> _Given data_:
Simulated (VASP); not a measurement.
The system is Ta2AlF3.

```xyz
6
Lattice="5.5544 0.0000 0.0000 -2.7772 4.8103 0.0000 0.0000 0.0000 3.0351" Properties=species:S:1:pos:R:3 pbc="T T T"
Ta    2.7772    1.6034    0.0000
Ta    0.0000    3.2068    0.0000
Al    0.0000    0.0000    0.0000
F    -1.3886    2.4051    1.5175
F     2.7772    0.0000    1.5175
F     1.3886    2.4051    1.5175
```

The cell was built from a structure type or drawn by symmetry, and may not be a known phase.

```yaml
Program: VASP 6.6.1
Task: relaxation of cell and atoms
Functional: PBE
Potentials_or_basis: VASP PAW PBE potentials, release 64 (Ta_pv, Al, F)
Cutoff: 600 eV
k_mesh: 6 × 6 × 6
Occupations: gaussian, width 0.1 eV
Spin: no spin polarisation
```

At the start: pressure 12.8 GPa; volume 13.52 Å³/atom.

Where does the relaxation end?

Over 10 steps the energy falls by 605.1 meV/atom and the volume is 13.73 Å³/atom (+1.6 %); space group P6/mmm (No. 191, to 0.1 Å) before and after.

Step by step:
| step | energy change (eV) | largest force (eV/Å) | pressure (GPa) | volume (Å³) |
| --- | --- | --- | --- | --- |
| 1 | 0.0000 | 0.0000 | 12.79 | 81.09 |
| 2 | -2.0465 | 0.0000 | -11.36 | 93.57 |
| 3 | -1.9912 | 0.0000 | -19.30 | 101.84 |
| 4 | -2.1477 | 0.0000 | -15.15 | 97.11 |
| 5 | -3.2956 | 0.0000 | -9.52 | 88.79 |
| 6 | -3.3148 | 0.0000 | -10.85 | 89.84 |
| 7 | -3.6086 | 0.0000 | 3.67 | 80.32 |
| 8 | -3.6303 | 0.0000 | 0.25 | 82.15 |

> _Work request_: Using the data above, reproduce exactly the lines between those holding "-11.36 | 93.57 |" and "3.67 | 80.32 |", inclusive, and no others.

> _Solution_:
| 2 | -2.0465 | 0.0000 | -11.36 | 93.57 |
| 3 | -1.9912 | 0.0000 | -19.30 | 101.84 |
| 4 | -2.1477 | 0.0000 | -15.15 | 97.11 |
| 5 | -3.2956 | 0.0000 | -9.52 | 88.79 |
| 6 | -3.3148 | 0.0000 | -10.85 | 89.84 |
| 7 | -3.6086 | 0.0000 | 3.67 | 80.32 |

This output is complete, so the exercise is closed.